The answer should contain each record below, repeated exactly.

= = = =

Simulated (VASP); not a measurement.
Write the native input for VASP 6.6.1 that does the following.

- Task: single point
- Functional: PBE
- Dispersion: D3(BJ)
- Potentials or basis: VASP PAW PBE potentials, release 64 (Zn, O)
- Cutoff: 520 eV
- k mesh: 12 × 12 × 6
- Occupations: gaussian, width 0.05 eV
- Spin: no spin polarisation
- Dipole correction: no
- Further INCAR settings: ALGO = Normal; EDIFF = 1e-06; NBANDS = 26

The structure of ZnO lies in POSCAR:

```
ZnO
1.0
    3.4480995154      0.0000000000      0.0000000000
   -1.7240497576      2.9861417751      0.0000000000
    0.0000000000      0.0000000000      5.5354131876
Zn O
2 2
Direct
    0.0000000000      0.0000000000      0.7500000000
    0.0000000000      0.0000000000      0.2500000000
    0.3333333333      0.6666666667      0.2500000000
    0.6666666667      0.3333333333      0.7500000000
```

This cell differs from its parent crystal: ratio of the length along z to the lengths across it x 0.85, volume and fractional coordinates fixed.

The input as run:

= = = =

### Task answer:
Simulated (VASP); not a measurement.
Write the native input for VASP 6.6.1 that does the following.

- Task: single point
- Functional: PBE
- Dispersion: D3(BJ)
- Potentials or basis: VASP PAW PBE potentials, release 64 (Zn, O)
- Cutoff: 520 eV
- k mesh: 12 × 12 × 6
- Occupations: gaussian, width 0.05 eV
- Spin: no spin polarisation
- Dipole correction: no
- Further INCAR settings: ALGO = Normal; EDIFF = 1e-06; NBANDS = 26

The structure of ZnO lies in POSCAR:

```
ZnO
1.0
    3.4480995154      0.0000000000      0.0000000000
   -1.7240497576      2.9861417751      0.0000000000
    0.0000000000      0.0000000000      5.5354131876
Zn O
2 2
Direct
    0.0000000000      0.0000000000      0.7500000000
    0.0000000000      0.0000000000      0.2500000000
    0.3333333333      0.6666666667      0.2500000000
    0.6666666667      0.3333333333      0.7500000000
```

This cell differs from its parent crystal: ratio of the length along z to the lengths across it x 0.85, volume and fractional coordinates fixed.

The input as run:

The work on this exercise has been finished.